Records supplied ::
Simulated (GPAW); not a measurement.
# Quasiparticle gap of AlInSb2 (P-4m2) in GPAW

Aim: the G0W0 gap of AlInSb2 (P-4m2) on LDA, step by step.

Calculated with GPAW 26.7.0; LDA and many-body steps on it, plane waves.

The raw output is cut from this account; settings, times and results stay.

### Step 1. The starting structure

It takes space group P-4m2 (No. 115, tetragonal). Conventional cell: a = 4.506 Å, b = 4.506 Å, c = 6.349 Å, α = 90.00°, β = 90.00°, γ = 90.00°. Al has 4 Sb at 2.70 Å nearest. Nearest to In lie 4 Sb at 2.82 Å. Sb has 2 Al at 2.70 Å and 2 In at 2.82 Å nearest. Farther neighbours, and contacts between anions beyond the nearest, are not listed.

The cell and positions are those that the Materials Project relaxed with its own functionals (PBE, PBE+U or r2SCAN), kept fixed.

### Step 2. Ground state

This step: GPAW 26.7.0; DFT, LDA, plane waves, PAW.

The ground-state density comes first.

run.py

Work request ::
Each line from the start of the listing above through the line containing "### Step 1. The starting structure" should be copied exactly, please, with no other lines added.

Written answer ::
Simulated (GPAW); not a measurement.
# Quasiparticle gap of AlInSb2 (P-4m2) in GPAW

Aim: the G0W0 gap of AlInSb2 (P-4m2) on LDA, step by step.

Calculated with GPAW 26.7.0; LDA and many-body steps on it, plane waves.

The raw output is cut from this account; settings, times and results stay.

### Step 1. The starting structure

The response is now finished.